• _Requirement_:
Extract, without alteration, each line from the start of the listing to the line bearing "Aim: work out".

═════ Provided material ═════

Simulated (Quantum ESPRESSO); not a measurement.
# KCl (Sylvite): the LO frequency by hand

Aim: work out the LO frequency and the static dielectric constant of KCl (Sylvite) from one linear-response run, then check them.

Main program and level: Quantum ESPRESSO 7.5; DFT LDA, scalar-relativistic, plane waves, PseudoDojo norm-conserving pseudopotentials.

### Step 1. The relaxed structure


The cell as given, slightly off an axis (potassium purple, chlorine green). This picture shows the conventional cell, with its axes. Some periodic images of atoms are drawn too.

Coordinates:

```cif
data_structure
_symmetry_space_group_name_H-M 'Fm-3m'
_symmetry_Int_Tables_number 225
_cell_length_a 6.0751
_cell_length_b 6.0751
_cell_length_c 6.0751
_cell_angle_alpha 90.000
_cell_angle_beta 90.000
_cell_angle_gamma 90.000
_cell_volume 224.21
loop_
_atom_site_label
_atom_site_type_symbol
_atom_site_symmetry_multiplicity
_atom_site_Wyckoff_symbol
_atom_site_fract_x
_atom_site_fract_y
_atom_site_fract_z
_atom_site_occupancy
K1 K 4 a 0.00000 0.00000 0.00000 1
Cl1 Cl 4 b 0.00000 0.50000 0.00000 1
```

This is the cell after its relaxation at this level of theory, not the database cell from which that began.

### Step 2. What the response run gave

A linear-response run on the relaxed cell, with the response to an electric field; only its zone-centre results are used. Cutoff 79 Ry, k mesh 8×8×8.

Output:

═════

• _Written solution_:
Simulated (Quantum ESPRESSO); not a measurement.
# KCl (Sylvite): the LO frequency by hand

Aim: work out the LO frequency and the static dielectric constant of KCl (Sylvite) from one linear-response run, then check them.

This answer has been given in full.